Exactly the lines from the top of the records below through the one containing "Calculated harmonic vibrations" must be set down, with no line added or dropped.

┌─ Source data

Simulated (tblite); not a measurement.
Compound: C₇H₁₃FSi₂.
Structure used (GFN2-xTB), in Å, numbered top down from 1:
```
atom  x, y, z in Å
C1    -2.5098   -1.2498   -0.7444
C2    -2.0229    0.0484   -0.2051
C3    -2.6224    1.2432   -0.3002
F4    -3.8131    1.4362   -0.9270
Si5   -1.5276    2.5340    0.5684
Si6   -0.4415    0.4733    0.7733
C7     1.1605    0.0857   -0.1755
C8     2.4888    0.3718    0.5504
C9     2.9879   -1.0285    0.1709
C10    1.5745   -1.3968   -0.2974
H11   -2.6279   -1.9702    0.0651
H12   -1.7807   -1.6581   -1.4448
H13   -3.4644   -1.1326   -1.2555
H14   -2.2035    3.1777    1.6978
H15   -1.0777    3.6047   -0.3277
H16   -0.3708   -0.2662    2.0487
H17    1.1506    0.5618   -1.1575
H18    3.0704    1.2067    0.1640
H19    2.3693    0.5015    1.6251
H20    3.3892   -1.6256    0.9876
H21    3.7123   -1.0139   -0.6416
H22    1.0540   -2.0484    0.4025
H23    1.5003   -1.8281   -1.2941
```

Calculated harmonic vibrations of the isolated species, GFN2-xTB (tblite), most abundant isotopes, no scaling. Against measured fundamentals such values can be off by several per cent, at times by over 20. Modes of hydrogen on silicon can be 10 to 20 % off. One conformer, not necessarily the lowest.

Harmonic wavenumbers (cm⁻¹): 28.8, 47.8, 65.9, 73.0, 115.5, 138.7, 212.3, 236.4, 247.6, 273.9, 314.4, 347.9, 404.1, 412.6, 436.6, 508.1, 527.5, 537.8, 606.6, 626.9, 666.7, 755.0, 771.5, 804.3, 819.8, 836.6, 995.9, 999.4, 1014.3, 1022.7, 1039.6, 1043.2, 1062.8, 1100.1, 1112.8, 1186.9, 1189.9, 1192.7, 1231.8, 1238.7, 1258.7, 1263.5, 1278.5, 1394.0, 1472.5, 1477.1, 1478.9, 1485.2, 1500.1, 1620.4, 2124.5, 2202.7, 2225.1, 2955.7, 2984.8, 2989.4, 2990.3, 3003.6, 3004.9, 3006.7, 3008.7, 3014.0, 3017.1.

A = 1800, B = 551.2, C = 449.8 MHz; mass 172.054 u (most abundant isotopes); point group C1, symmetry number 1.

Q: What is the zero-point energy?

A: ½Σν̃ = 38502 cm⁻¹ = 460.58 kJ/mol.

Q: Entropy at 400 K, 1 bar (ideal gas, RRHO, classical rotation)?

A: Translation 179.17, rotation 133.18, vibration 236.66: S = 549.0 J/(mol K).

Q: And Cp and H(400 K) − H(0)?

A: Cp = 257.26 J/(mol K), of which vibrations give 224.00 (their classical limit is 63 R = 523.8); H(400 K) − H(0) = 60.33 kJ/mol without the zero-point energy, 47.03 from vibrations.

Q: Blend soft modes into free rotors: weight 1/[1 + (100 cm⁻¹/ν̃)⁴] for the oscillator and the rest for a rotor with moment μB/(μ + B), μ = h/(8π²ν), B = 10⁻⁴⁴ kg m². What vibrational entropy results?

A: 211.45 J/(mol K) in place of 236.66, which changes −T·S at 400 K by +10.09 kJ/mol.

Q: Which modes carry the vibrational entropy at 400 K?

└─

Response
Simulated (tblite); not a measurement.
Compound: C₇H₁₃FSi₂.
Structure used (GFN2-xTB), in Å, numbered top down from 1:
```
atom  x, y, z in Å
C1    -2.5098   -1.2498   -0.7444
C2    -2.0229    0.0484   -0.2051
C3    -2.6224    1.2432   -0.3002
F4    -3.8131    1.4362   -0.9270
Si5   -1.5276    2.5340    0.5684
Si6   -0.4415    0.4733    0.7733
C7     1.1605    0.0857   -0.1755
C8     2.4888    0.3718    0.5504
C9     2.9879   -1.0285    0.1709
C10    1.5745   -1.3968   -0.2974
H11   -2.6279   -1.9702    0.0651
H12   -1.7807   -1.6581   -1.4448
H13   -3.4644   -1.1326   -1.2555
H14   -2.2035    3.1777    1.6978
H15   -1.0777    3.6047   -0.3277
H16   -0.3708   -0.2662    2.0487
H17    1.1506    0.5618   -1.1575
H18    3.0704    1.2067    0.1640
H19    2.3693    0.5015    1.6251
H20    3.3892   -1.6256    0.9876
H21    3.7123   -1.0139   -0.6416
H22    1.0540   -2.0484    0.4025
H23    1.5003   -1.8281   -1.2941
```

Calculated harmonic vibrations of the isolated species, GFN2-xTB (tblite), most abundant isotopes, no scaling. Against measured fundamentals such values can be off by several per cent, at times by over 20. Modes of hydrogen on silicon can be 10 to 20 % off. One conformer, not necessarily the lowest.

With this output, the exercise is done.